> **Task item**:
Every line below must be given again exactly.

> **Entries supplied**:
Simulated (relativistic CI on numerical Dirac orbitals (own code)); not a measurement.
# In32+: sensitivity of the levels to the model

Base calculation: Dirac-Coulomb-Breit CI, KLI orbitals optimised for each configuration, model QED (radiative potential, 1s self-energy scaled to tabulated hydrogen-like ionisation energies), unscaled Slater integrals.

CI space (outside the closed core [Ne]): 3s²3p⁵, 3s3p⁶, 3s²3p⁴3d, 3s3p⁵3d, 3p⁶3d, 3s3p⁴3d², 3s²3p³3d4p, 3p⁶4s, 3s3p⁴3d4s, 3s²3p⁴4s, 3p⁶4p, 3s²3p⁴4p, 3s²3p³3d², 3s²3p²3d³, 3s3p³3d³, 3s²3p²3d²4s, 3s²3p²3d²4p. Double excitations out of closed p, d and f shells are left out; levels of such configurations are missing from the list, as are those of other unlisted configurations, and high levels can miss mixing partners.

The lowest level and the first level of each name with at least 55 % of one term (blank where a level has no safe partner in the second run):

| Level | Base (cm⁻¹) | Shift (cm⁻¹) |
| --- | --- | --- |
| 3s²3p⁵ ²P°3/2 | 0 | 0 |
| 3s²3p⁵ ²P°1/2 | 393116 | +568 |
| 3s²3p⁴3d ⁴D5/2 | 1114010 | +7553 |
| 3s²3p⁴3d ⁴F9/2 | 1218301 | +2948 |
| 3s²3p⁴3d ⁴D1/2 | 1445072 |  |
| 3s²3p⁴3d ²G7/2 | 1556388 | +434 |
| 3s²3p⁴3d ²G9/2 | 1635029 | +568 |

> **Task response**:
Simulated (relativistic CI on numerical Dirac orbitals (own code)); not a measurement.
# In32+: sensitivity of the levels to the model

Base calculation: Dirac-Coulomb-Breit CI, KLI orbitals optimised for each configuration, model QED (radiative potential, 1s self-energy scaled to tabulated hydrogen-like ionisation energies), unscaled Slater integrals.

CI space (outside the closed core [Ne]): 3s²3p⁵, 3s3p⁶, 3s²3p⁴3d, 3s3p⁵3d, 3p⁶3d, 3s3p⁴3d², 3s²3p³3d4p, 3p⁶4s, 3s3p⁴3d4s, 3s²3p⁴4s, 3p⁶4p, 3s²3p⁴4p, 3s²3p³3d², 3s²3p²3d³, 3s3p³3d³, 3s²3p²3d²4s, 3s²3p²3d²4p. Double excitations out of closed p, d and f shells are left out; levels of such configurations are missing from the list, as are those of other unlisted configurations, and high levels can miss mixing partners.

The lowest level and the first level of each name with at least 55 % of one term (blank where a level has no safe partner in the second run):

| Level | Base (cm⁻¹) | Shift (cm⁻¹) |
| --- | --- | --- |
| 3s²3p⁵ ²P°3/2 | 0 | 0 |
| 3s²3p⁵ ²P°1/2 | 393116 | +568 |
| 3s²3p⁴3d ⁴D5/2 | 1114010 | +7553 |
| 3s²3p⁴3d ⁴F9/2 | 1218301 | +2948 |
| 3s²3p⁴3d ⁴D1/2 | 1445072 |  |
| 3s²3p⁴3d ²G7/2 | 1556388 | +434 |
| 3s²3p⁴3d ²G9/2 | 1635029 | +568 |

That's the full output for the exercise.